Exercise: What appears from the first line of the data below through the line containing "Answer: Band gap", both included, should be copied exactly, and nothing else.

Supplied material:
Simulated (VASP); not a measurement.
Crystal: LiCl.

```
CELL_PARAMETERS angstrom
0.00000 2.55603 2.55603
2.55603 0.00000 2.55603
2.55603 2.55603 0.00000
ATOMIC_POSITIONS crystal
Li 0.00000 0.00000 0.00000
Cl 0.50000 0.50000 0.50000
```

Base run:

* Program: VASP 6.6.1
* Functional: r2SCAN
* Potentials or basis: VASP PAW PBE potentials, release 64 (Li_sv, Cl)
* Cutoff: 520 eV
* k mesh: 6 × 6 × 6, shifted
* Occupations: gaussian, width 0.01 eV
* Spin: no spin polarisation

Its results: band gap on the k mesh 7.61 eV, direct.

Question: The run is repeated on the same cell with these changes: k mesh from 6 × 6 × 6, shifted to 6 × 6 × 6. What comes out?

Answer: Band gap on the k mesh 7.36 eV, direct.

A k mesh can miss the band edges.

Exercise response:
Simulated (VASP); not a measurement.
Crystal: LiCl.

```
CELL_PARAMETERS angstrom
0.00000 2.55603 2.55603
2.55603 0.00000 2.55603
2.55603 2.55603 0.00000
ATOMIC_POSITIONS crystal
Li 0.00000 0.00000 0.00000
Cl 0.50000 0.50000 0.50000
```

Base run:

* Program: VASP 6.6.1
* Functional: r2SCAN
* Potentials or basis: VASP PAW PBE potentials, release 64 (Li_sv, Cl)
* Cutoff: 520 eV
* k mesh: 6 × 6 × 6, shifted
* Occupations: gaussian, width 0.01 eV
* Spin: no spin polarisation

Its results: band gap on the k mesh 7.61 eV, direct.

Question: The run is repeated on the same cell with these changes: k mesh from 6 × 6 × 6, shifted to 6 × 6 × 6. What comes out?

Answer: Band gap on the k mesh 7.36 eV, direct.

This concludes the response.